**ASSIGNMENT:**
Repeat all the data that appears below, keeping it exact.

* * * * * * *
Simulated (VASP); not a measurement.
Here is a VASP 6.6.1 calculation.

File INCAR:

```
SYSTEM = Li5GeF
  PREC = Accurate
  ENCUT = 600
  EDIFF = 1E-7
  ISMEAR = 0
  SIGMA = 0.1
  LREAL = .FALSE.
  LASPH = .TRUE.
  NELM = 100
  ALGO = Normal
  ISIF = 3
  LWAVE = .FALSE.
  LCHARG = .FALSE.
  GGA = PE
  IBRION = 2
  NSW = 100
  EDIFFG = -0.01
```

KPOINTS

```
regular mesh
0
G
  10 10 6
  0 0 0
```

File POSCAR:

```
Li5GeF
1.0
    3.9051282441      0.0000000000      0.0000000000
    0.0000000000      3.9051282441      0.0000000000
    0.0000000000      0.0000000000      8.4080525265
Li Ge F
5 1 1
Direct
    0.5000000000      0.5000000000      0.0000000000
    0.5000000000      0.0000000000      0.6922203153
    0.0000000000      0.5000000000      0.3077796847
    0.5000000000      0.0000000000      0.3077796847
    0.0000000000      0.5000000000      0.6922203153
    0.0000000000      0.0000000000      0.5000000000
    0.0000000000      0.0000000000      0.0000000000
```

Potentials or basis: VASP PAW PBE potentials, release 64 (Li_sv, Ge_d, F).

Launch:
* * * * * * *

**WRITTEN RESPONSE:**
Simulated (VASP); not a measurement.
Here is a VASP 6.6.1 calculation.

File INCAR:

```
SYSTEM = Li5GeF
  PREC = Accurate
  ENCUT = 600
  EDIFF = 1E-7
  ISMEAR = 0
  SIGMA = 0.1
  LREAL = .FALSE.
  LASPH = .TRUE.
  NELM = 100
  ALGO = Normal
  ISIF = 3
  LWAVE = .FALSE.
  LCHARG = .FALSE.
  GGA = PE
  IBRION = 2
  NSW = 100
  EDIFFG = -0.01
```

KPOINTS

```
regular mesh
0
G
  10 10 6
  0 0 0
```

File POSCAR:

```
Li5GeF
1.0
    3.9051282441      0.0000000000      0.0000000000
    0.0000000000      3.9051282441      0.0000000000
    0.0000000000      0.0000000000      8.4080525265
Li Ge F
5 1 1
Direct
    0.5000000000      0.5000000000      0.0000000000
    0.5000000000      0.0000000000      0.6922203153
    0.0000000000      0.5000000000      0.3077796847
    0.5000000000      0.0000000000      0.3077796847
    0.0000000000      0.5000000000      0.6922203153
    0.0000000000      0.0000000000      0.5000000000
    0.0000000000      0.0000000000      0.0000000000
```

Potentials or basis: VASP PAW PBE potentials, release 64 (Li_sv, Ge_d, F).

Launch:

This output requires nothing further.